#### Data excerpts
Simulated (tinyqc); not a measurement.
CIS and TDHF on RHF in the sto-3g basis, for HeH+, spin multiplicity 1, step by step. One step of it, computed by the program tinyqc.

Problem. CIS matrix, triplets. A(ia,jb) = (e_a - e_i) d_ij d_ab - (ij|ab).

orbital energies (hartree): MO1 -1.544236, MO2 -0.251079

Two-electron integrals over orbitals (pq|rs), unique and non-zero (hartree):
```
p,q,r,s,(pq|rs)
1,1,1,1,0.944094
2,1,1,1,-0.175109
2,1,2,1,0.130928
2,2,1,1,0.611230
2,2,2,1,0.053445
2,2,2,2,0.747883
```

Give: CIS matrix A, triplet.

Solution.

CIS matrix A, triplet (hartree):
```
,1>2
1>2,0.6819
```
########

### [Activity]
The range runs from the line above containing "CIS and TDHF" to the line containing "orbital energies (hartree): MO1", inclusive. Restate those lines word for word and no others.

### [Answer box]
CIS and TDHF on RHF in the sto-3g basis, for HeH+, spin multiplicity 1, step by step. One step of it, computed by the program tinyqc.

Problem. CIS matrix, triplets. A(ia,jb) = (e_a - e_i) d_ij d_ab - (ij|ab).

orbital energies (hartree): MO1 -1.544236, MO2 -0.251079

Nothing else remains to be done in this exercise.